Work instruction - What is needed here is an exact repetition of the records below, beginning at the line that has "4.38 | -4.12 |" and stopping after the line that has "## What the rows give".

Data excerpts -
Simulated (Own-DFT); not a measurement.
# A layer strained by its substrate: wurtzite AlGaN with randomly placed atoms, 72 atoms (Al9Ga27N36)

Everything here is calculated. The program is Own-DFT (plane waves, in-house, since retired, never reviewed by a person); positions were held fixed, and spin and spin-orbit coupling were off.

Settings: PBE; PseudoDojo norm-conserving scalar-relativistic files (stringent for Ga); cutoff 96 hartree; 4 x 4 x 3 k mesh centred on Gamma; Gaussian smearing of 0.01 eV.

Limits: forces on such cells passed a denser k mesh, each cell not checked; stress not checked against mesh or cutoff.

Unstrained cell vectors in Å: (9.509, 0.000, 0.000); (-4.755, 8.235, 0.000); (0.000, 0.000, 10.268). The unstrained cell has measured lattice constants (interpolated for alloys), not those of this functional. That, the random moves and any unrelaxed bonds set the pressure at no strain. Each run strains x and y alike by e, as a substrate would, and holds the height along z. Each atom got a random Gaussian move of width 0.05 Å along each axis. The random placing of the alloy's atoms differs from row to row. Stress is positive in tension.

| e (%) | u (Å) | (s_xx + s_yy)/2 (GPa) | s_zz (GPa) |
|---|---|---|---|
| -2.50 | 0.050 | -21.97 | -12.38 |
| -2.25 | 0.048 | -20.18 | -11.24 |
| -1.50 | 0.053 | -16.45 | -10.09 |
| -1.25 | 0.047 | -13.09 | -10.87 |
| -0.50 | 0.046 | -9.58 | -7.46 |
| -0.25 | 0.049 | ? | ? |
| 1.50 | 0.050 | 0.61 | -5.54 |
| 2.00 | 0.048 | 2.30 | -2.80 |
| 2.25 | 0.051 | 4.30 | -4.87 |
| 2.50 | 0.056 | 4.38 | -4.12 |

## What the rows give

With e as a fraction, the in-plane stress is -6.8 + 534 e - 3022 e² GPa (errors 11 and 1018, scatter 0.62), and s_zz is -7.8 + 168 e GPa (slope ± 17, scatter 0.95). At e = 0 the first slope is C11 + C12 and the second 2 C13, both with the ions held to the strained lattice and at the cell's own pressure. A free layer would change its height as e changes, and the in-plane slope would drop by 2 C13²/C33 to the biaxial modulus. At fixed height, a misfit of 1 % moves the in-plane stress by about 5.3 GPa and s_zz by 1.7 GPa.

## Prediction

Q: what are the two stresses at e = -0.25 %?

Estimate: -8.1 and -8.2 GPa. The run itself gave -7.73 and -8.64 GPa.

Exercise output -
| 2.50 | 0.056 | 4.38 | -4.12 |

## What the rows give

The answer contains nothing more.